SOURCE INFORMATION
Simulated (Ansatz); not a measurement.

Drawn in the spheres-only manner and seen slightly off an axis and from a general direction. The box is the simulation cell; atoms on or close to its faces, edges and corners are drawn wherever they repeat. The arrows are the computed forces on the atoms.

TASK ITEM
Retype the entries exactly, including every line.

SOLUTION
Simulated (Ansatz); not a measurement.

Drawn in the spheres-only manner and seen slightly off an axis and from a general direction. The box is the simulation cell; atoms on or close to its faces, edges and corners are drawn wherever they repeat. The arrows are the computed forces on the atoms.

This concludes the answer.